■ **EXERCISE**
Repeat the records below line by line, exactly, finishing on the line that contains "Its results: pressure 0.7 GPa.".

■ **STORED DATA**
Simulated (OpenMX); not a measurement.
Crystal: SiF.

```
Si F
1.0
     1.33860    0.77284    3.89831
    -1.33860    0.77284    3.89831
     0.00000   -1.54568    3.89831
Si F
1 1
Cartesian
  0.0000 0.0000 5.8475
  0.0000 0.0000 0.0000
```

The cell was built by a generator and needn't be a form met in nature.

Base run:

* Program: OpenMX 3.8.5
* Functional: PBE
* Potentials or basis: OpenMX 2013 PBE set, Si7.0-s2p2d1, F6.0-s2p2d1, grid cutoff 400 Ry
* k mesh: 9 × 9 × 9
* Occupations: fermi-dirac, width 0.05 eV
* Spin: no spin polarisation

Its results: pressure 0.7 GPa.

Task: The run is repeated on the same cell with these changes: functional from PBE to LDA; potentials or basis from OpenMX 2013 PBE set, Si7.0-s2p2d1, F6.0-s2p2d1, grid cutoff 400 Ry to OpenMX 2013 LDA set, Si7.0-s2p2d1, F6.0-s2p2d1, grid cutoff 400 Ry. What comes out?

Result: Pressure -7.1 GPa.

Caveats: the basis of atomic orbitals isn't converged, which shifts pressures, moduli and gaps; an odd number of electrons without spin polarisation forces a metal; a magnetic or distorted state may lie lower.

■ **EXERCISE RESPONSE**
Simulated (OpenMX); not a measurement.
Crystal: SiF.

```
Si F
1.0
     1.33860    0.77284    3.89831
    -1.33860    0.77284    3.89831
     0.00000   -1.54568    3.89831
Si F
1 1
Cartesian
  0.0000 0.0000 5.8475
  0.0000 0.0000 0.0000
```

The cell was built by a generator and needn't be a form met in nature.

Base run:

* Program: OpenMX 3.8.5
* Functional: PBE
* Potentials or basis: OpenMX 2013 PBE set, Si7.0-s2p2d1, F6.0-s2p2d1, grid cutoff 400 Ry
* k mesh: 9 × 9 × 9
* Occupations: fermi-dirac, width 0.05 eV
* Spin: no spin polarisation

Its results: pressure 0.7 GPa.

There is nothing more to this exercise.